━━━━━━━━━━━━━━━━━━━━━━━━━━━━━━

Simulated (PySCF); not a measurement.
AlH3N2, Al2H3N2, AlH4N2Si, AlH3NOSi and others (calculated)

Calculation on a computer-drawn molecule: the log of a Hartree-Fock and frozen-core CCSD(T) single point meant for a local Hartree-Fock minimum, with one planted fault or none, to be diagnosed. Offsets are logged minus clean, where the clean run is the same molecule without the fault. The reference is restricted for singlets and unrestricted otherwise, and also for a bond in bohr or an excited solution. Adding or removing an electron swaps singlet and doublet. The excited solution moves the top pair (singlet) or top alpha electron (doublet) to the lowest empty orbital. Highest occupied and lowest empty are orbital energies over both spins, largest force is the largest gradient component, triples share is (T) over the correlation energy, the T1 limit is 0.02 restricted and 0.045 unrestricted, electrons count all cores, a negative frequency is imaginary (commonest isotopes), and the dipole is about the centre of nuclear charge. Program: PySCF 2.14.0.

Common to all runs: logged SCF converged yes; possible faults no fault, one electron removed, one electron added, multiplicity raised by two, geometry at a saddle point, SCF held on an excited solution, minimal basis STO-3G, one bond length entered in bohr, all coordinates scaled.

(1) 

━━━━━━━━━━━━━━━━━━━━━━━━━━━━━━

Required action:
Reproduce all of the material verbatim.

Worked solution:
Simulated (PySCF); not a measurement.
AlH3N2, Al2H3N2, AlH4N2Si, AlH3NOSi and others (calculated)

Calculation on a computer-drawn molecule: the log of a Hartree-Fock and frozen-core CCSD(T) single point meant for a local Hartree-Fock minimum, with one planted fault or none, to be diagnosed. Offsets are logged minus clean, where the clean run is the same molecule without the fault. The reference is restricted for singlets and unrestricted otherwise, and also for a bond in bohr or an excited solution. Adding or removing an electron swaps singlet and doublet. The excited solution moves the top pair (singlet) or top alpha electron (doublet) to the lowest empty orbital. Highest occupied and lowest empty are orbital energies over both spins, largest force is the largest gradient component, triples share is (T) over the correlation energy, the T1 limit is 0.02 restricted and 0.045 unrestricted, electrons count all cores, a negative frequency is imaginary (commonest isotopes), and the dipole is about the centre of nuclear charge. Program: PySCF 2.14.0.

Common to all runs: logged SCF converged yes; possible faults no fault, one electron removed, one electron added, multiplicity raised by two, geometry at a saddle point, SCF held on an excited solution, minimal basis STO-3G, one bond length entered in bohr, all coordinates scaled.

(1) 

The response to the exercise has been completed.